STUDY MATERIAL Start Marker

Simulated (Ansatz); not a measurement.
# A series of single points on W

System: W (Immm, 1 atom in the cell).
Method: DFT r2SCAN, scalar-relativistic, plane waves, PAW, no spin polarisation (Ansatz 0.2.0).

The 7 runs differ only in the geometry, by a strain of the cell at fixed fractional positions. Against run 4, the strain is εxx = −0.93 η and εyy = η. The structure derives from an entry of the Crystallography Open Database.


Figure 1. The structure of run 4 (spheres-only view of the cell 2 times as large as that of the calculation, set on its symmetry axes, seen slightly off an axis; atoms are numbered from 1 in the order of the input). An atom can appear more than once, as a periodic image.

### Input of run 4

STUDY MATERIAL End Marker

* **WORK INSTRUCTION**:
None of the records may be left out; each is to be restated exactly.

* **EXERCISE RESULT**:
Simulated (Ansatz); not a measurement.
# A series of single points on W

System: W (Immm, 1 atom in the cell).
Method: DFT r2SCAN, scalar-relativistic, plane waves, PAW, no spin polarisation (Ansatz 0.2.0).

The 7 runs differ only in the geometry, by a strain of the cell at fixed fractional positions. Against run 4, the strain is εxx = −0.93 η and εyy = η. The structure derives from an entry of the Crystallography Open Database.


Figure 1. The structure of run 4 (spheres-only view of the cell 2 times as large as that of the calculation, set on its symmetry axes, seen slightly off an axis; atoms are numbered from 1 in the order of the input). An atom can appear more than once, as a periodic image.

### Input of run 4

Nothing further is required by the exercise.